**TASK ITEM**:
Beginning with the opening line, restate the following material exactly, up through the line that contains "It boils at 195.1 K under 1 atm.".

**DATASET EXCERPTS**:
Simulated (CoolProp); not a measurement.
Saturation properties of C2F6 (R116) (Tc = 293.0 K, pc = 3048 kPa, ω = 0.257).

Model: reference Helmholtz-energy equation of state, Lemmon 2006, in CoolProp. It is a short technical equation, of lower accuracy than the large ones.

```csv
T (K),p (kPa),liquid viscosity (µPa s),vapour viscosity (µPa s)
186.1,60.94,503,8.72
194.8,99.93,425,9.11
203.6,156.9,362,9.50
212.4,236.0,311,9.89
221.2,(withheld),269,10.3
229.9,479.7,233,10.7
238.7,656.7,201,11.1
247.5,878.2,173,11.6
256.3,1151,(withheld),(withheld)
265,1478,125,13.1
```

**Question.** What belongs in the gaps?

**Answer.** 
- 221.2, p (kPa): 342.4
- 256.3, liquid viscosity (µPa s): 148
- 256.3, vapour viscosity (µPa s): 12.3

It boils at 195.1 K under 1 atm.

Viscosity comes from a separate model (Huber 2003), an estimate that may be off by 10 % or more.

**ANSWER BOX**:
Simulated (CoolProp); not a measurement.
Saturation properties of C2F6 (R116) (Tc = 293.0 K, pc = 3048 kPa, ω = 0.257).

Model: reference Helmholtz-energy equation of state, Lemmon 2006, in CoolProp. It is a short technical equation, of lower accuracy than the large ones.

```csv
T (K),p (kPa),liquid viscosity (µPa s),vapour viscosity (µPa s)
186.1,60.94,503,8.72
194.8,99.93,425,9.11
203.6,156.9,362,9.50
212.4,236.0,311,9.89
221.2,(withheld),269,10.3
229.9,479.7,233,10.7
238.7,656.7,201,11.1
247.5,878.2,173,11.6
256.3,1151,(withheld),(withheld)
265,1478,125,13.1
```

**Question.** What belongs in the gaps?

**Answer.** 
- 221.2, p (kPa): 342.4
- 256.3, liquid viscosity (µPa s): 148
- 256.3, vapour viscosity (µPa s): 12.3

It boils at 195.1 K under 1 atm.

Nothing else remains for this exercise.